^^^^^^^^

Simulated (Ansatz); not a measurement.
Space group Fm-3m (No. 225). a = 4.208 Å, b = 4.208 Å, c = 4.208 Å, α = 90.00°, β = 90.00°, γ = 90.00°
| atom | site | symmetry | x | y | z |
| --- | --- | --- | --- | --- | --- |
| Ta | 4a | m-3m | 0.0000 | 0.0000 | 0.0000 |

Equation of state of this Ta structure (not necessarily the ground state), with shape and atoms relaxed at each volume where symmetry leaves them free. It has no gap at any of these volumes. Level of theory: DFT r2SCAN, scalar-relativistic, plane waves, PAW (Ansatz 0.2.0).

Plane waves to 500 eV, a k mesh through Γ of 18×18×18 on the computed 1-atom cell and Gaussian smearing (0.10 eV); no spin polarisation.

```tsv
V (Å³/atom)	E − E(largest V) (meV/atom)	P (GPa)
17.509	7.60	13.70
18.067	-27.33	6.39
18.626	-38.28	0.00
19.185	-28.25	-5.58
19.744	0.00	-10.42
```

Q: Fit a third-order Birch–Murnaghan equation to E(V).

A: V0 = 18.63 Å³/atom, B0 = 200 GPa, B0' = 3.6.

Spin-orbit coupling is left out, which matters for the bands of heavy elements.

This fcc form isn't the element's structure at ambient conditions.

^^^^^^^^

### WORK TASK
Would you please repeat exactly the lines above, starting at the line with "Plane waves to" and stopping at the line with "Spin-orbit coupling is", both included?

### ANSWER AREA
Plane waves to 500 eV, a k mesh through Γ of 18×18×18 on the computed 1-atom cell and Gaussian smearing (0.10 eV); no spin polarisation.

```tsv
V (Å³/atom)	E − E(largest V) (meV/atom)	P (GPa)
17.509	7.60	13.70
18.067	-27.33	6.39
18.626	-38.28	0.00
19.185	-28.25	-5.58
19.744	0.00	-10.42
```

Q: Fit a third-order Birch–Murnaghan equation to E(V).

A: V0 = 18.63 Å³/atom, B0 = 200 GPa, B0' = 3.6.

Spin-orbit coupling is left out, which matters for the bands of heavy elements.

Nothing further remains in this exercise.